▶ **Data under study**:
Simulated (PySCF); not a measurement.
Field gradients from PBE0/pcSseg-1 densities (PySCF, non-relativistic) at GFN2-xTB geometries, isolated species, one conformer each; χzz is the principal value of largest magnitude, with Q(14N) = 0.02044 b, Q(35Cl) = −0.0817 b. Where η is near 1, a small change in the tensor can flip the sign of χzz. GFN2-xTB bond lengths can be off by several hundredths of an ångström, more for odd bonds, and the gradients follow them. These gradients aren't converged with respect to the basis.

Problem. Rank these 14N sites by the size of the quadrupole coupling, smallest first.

▶ **Exercise**: Repeat all of the records verbatim, leaving nothing out.

▶ **Answer box**:
Simulated (PySCF); not a measurement.
Field gradients from PBE0/pcSseg-1 densities (PySCF, non-relativistic) at GFN2-xTB geometries, isolated species, one conformer each; χzz is the principal value of largest magnitude, with Q(14N) = 0.02044 b, Q(35Cl) = −0.0817 b. Where η is near 1, a small change in the tensor can flip the sign of χzz. GFN2-xTB bond lengths can be off by several hundredths of an ångström, more for odd bonds, and the gradients follow them. These gradients aren't converged with respect to the basis.

Problem. Rank these 14N sites by the size of the quadrupole coupling, smallest first.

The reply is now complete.